» Required action: Copy exactly, please, each line of the data below until the line that contains "Aim: the single point of Ga4SbAs3 with PBE." has been copied, beginning at the top.

*** Study material ***

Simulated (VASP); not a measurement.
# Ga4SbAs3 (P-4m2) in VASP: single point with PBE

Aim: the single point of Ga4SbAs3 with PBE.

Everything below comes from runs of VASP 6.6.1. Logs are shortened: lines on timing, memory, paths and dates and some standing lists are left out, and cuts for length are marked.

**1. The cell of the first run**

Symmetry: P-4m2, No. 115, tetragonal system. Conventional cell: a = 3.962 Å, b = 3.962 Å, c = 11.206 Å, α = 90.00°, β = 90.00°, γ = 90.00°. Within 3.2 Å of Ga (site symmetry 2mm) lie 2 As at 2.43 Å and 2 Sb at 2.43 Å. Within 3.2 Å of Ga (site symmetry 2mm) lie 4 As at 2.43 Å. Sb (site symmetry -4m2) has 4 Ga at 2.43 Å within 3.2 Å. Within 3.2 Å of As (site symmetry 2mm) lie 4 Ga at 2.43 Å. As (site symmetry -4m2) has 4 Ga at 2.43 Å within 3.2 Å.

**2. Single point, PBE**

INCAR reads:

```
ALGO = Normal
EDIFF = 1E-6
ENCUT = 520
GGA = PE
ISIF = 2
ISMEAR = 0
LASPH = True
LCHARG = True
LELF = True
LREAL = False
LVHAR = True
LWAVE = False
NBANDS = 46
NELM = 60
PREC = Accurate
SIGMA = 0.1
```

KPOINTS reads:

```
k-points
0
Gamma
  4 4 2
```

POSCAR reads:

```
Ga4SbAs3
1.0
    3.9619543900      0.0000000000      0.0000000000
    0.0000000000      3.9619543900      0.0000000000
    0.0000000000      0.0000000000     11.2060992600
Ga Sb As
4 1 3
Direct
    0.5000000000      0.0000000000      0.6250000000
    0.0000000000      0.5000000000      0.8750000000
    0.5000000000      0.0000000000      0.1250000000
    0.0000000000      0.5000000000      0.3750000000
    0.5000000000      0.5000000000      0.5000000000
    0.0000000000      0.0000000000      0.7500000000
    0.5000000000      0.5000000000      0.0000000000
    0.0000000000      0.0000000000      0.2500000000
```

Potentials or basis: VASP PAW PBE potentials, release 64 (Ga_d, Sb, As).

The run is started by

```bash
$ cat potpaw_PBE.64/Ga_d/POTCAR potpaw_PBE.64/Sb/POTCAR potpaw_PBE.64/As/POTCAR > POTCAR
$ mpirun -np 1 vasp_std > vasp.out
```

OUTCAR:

*** End of Study material ***

» Answer section:
Simulated (VASP); not a measurement.
# Ga4SbAs3 (P-4m2) in VASP: single point with PBE

Aim: the single point of Ga4SbAs3 with PBE.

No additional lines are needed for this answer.